──────── Provided information

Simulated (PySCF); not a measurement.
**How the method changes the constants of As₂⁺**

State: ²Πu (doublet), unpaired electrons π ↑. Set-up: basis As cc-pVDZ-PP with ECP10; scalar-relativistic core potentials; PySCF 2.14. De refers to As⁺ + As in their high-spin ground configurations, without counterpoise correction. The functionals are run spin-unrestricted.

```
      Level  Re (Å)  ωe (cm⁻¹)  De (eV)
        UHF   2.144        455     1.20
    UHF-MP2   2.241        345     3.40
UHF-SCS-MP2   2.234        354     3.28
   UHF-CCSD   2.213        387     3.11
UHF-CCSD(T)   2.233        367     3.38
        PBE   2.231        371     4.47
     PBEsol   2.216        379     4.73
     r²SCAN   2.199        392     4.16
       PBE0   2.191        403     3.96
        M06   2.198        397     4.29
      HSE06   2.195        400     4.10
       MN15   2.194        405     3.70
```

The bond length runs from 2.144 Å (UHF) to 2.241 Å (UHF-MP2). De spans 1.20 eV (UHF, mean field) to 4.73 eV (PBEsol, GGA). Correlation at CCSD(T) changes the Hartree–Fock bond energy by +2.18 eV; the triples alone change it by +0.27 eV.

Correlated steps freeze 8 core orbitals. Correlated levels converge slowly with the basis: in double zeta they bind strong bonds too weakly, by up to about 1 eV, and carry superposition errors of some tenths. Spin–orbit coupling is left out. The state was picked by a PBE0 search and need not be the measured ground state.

────────────────

▶ **Assigned task**: Please transcribe the material line by line, exactly, from its opening line through the line that contains "The bond length".

▶ **Your response**:
Simulated (PySCF); not a measurement.
**How the method changes the constants of As₂⁺**

State: ²Πu (doublet), unpaired electrons π ↑. Set-up: basis As cc-pVDZ-PP with ECP10; scalar-relativistic core potentials; PySCF 2.14. De refers to As⁺ + As in their high-spin ground configurations, without counterpoise correction. The functionals are run spin-unrestricted.

```
      Level  Re (Å)  ωe (cm⁻¹)  De (eV)
        UHF   2.144        455     1.20
    UHF-MP2   2.241        345     3.40
UHF-SCS-MP2   2.234        354     3.28
   UHF-CCSD   2.213        387     3.11
UHF-CCSD(T)   2.233        367     3.38
        PBE   2.231        371     4.47
     PBEsol   2.216        379     4.73
     r²SCAN   2.199        392     4.16
       PBE0   2.191        403     3.96
        M06   2.198        397     4.29
      HSE06   2.195        400     4.10
       MN15   2.194        405     3.70
```

The bond length runs from 2.144 Å (UHF) to 2.241 Å (UHF-MP2). De spans 1.20 eV (UHF, mean field) to 4.73 eV (PBEsol, GGA). Correlation at CCSD(T) changes the Hartree–Fock bond energy by +2.18 eV; the triples alone change it by +0.27 eV.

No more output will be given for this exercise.